[DATA EXTRACT — start]

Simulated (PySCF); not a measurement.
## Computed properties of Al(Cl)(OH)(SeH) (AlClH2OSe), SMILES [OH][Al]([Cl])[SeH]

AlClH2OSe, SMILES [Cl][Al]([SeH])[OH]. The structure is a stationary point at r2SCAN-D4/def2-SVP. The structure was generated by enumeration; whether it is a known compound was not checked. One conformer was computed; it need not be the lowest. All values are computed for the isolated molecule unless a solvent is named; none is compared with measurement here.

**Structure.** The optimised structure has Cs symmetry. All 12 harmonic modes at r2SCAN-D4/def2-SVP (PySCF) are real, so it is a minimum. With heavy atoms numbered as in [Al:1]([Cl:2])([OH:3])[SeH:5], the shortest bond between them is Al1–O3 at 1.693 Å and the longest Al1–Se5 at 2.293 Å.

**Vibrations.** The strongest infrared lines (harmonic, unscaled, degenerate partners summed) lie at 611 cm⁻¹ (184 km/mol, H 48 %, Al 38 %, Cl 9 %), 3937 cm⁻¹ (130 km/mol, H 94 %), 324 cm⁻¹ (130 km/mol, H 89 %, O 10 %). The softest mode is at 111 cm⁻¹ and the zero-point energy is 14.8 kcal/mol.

[DATA EXTRACT — finish]

*WORK ITEM*:
Each line above from the one with "AlClH2OSe, SMILES [Cl][Al]([SeH])[OH]." up to and including the one with "at 2.293 Å." must be set down exactly, and no line outside that span may appear.

*ANSWER AREA*:
AlClH2OSe, SMILES [Cl][Al]([SeH])[OH]. The structure is a stationary point at r2SCAN-D4/def2-SVP. The structure was generated by enumeration; whether it is a known compound was not checked. One conformer was computed; it need not be the lowest. All values are computed for the isolated molecule unless a solvent is named; none is compared with measurement here.

**Structure.** The optimised structure has Cs symmetry. All 12 harmonic modes at r2SCAN-D4/def2-SVP (PySCF) are real, so it is a minimum. With heavy atoms numbered as in [Al:1]([Cl:2])([OH:3])[SeH:5], the shortest bond between them is Al1–O3 at 1.693 Å and the longest Al1–Se5 at 2.293 Å.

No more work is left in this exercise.